### WORK ITEM
Could you please retype all of the entries exactly as they appear?

=-=-=

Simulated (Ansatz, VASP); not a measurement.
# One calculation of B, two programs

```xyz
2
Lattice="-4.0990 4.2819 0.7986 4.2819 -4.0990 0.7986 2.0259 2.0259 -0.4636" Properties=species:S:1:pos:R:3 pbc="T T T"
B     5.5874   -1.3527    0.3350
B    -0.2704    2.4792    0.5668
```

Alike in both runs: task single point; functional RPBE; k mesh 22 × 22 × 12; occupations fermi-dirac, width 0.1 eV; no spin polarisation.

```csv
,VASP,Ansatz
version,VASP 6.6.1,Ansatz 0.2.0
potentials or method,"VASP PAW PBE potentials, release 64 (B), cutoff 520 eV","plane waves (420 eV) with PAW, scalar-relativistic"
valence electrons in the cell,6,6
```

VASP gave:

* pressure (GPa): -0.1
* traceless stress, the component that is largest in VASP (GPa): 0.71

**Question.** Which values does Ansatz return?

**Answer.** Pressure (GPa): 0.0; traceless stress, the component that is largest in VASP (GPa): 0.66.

=-=-=

### EXERCISE ANSWER
Simulated (Ansatz, VASP); not a measurement.
# One calculation of B, two programs

```xyz
2
Lattice="-4.0990 4.2819 0.7986 4.2819 -4.0990 0.7986 2.0259 2.0259 -0.4636" Properties=species:S:1:pos:R:3 pbc="T T T"
B     5.5874   -1.3527    0.3350
B    -0.2704    2.4792    0.5668
```

Alike in both runs: task single point; functional RPBE; k mesh 22 × 22 × 12; occupations fermi-dirac, width 0.1 eV; no spin polarisation.

```csv
,VASP,Ansatz
version,VASP 6.6.1,Ansatz 0.2.0
potentials or method,"VASP PAW PBE potentials, release 64 (B), cutoff 520 eV","plane waves (420 eV) with PAW, scalar-relativistic"
valence electrons in the cell,6,6
```

VASP gave:

* pressure (GPa): -0.1
* traceless stress, the component that is largest in VASP (GPa): 0.71

**Question.** Which values does Ansatz return?

**Answer.** Pressure (GPa): 0.0; traceless stress, the component that is largest in VASP (GPa): 0.66.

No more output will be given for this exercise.